◆ ◆ ◆ ◆

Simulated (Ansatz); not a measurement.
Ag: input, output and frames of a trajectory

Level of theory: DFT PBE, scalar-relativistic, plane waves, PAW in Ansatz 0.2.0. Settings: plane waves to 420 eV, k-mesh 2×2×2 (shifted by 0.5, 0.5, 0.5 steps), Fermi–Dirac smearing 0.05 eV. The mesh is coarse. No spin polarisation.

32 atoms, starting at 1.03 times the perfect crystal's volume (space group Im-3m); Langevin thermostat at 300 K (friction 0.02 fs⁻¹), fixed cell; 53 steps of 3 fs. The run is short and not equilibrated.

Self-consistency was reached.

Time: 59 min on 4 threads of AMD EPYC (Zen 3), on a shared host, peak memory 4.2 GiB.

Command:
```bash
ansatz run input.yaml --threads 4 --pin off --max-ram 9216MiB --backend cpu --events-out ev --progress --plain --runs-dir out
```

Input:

◆ ◆ ◆ ◆

### Work request
Would you reproduce the full listing shown above, word for word?

### Answer area
Simulated (Ansatz); not a measurement.
Ag: input, output and frames of a trajectory

Level of theory: DFT PBE, scalar-relativistic, plane waves, PAW in Ansatz 0.2.0. Settings: plane waves to 420 eV, k-mesh 2×2×2 (shifted by 0.5, 0.5, 0.5 steps), Fermi–Dirac smearing 0.05 eV. The mesh is coarse. No spin polarisation.

32 atoms, starting at 1.03 times the perfect crystal's volume (space group Im-3m); Langevin thermostat at 300 K (friction 0.02 fs⁻¹), fixed cell; 53 steps of 3 fs. The run is short and not equilibrated.

Self-consistency was reached.

Time: 59 min on 4 threads of AMD EPYC (Zen 3), on a shared host, peak memory 4.2 GiB.

Command:
```bash
ansatz run input.yaml --threads 4 --pin off --max-ram 9216MiB --backend cpu --events-out ev --progress --plain --runs-dir out
```

Input:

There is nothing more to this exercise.